**Work order**. Return the records exactly, please. Every line should match.

##### Available data #####
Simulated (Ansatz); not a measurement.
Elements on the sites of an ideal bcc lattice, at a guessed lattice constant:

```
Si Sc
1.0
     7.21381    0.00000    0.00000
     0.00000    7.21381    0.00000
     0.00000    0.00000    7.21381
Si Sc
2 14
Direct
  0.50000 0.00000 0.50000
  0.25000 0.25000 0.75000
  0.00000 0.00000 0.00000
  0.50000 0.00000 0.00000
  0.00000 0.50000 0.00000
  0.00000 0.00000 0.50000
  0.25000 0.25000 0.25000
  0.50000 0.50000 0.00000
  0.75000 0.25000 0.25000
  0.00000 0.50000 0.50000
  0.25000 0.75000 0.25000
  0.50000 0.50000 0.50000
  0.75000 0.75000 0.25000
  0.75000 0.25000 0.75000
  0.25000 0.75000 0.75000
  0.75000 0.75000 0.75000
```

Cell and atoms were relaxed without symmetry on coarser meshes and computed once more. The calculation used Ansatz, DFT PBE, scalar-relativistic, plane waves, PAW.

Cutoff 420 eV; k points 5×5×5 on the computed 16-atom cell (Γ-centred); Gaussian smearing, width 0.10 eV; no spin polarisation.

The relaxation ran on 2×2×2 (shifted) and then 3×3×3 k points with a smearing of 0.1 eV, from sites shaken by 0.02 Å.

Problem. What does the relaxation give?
#####

**Result**.
Simulated (Ansatz); not a measurement.
Elements on the sites of an ideal bcc lattice, at a guessed lattice constant:

```
Si Sc
1.0
     7.21381    0.00000    0.00000
     0.00000    7.21381    0.00000
     0.00000    0.00000    7.21381
Si Sc
2 14
Direct
  0.50000 0.00000 0.50000
  0.25000 0.25000 0.75000
  0.00000 0.00000 0.00000
  0.50000 0.00000 0.00000
  0.00000 0.50000 0.00000
  0.00000 0.00000 0.50000
  0.25000 0.25000 0.25000
  0.50000 0.50000 0.00000
  0.75000 0.25000 0.25000
  0.00000 0.50000 0.50000
  0.25000 0.75000 0.25000
  0.50000 0.50000 0.50000
  0.75000 0.75000 0.25000
  0.75000 0.25000 0.75000
  0.25000 0.75000 0.75000
  0.75000 0.75000 0.75000
```

Cell and atoms were relaxed without symmetry on coarser meshes and computed once more. The calculation used Ansatz, DFT PBE, scalar-relativistic, plane waves, PAW.

Cutoff 420 eV; k points 5×5×5 on the computed 16-atom cell (Γ-centred); Gaussian smearing, width 0.10 eV; no spin polarisation.

The relaxation ran on 2×2×2 (shifted) and then 3×3×3 k points with a smearing of 0.1 eV, from sites shaken by 0.02 Å.

Problem. What does the relaxation give?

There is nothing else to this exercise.